* _Input data_
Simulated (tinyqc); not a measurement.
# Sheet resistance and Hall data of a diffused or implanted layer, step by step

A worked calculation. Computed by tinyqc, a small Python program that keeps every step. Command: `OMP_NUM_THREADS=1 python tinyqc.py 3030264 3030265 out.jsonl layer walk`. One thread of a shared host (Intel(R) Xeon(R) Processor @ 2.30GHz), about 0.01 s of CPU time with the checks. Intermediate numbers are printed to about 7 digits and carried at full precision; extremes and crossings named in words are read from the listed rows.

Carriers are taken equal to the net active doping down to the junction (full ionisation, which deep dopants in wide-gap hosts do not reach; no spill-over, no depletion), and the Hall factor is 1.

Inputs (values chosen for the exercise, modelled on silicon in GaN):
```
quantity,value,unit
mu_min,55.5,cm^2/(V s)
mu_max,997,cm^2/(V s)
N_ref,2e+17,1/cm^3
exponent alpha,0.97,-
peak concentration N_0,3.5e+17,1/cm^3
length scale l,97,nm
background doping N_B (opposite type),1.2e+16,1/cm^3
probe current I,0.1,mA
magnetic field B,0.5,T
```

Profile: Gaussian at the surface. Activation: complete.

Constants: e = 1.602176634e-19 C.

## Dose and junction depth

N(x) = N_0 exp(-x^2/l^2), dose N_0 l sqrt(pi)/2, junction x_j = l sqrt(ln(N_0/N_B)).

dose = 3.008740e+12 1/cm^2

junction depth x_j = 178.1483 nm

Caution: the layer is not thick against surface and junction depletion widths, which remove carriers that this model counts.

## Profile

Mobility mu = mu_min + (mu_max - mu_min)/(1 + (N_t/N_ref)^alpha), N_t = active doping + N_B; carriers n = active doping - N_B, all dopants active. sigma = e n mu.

* _Brief_
Write all of the records out again exactly.

* _Answer area_
Simulated (tinyqc); not a measurement.
# Sheet resistance and Hall data of a diffused or implanted layer, step by step

A worked calculation. Computed by tinyqc, a small Python program that keeps every step. Command: `OMP_NUM_THREADS=1 python tinyqc.py 3030264 3030265 out.jsonl layer walk`. One thread of a shared host (Intel(R) Xeon(R) Processor @ 2.30GHz), about 0.01 s of CPU time with the checks. Intermediate numbers are printed to about 7 digits and carried at full precision; extremes and crossings named in words are read from the listed rows.

Carriers are taken equal to the net active doping down to the junction (full ionisation, which deep dopants in wide-gap hosts do not reach; no spill-over, no depletion), and the Hall factor is 1.

Inputs (values chosen for the exercise, modelled on silicon in GaN):
```
quantity,value,unit
mu_min,55.5,cm^2/(V s)
mu_max,997,cm^2/(V s)
N_ref,2e+17,1/cm^3
exponent alpha,0.97,-
peak concentration N_0,3.5e+17,1/cm^3
length scale l,97,nm
background doping N_B (opposite type),1.2e+16,1/cm^3
probe current I,0.1,mA
magnetic field B,0.5,T
```

Profile: Gaussian at the surface. Activation: complete.

Constants: e = 1.602176634e-19 C.

## Dose and junction depth

N(x) = N_0 exp(-x^2/l^2), dose N_0 l sqrt(pi)/2, junction x_j = l sqrt(ln(N_0/N_B)).

dose = 3.008740e+12 1/cm^2

junction depth x_j = 178.1483 nm

Caution: the layer is not thick against surface and junction depletion widths, which remove carriers that this model counts.

## Profile

Mobility mu = mu_min + (mu_max - mu_min)/(1 + (N_t/N_ref)^alpha), N_t = active doping + N_B; carriers n = active doping - N_B, all dopants active. sigma = e n mu.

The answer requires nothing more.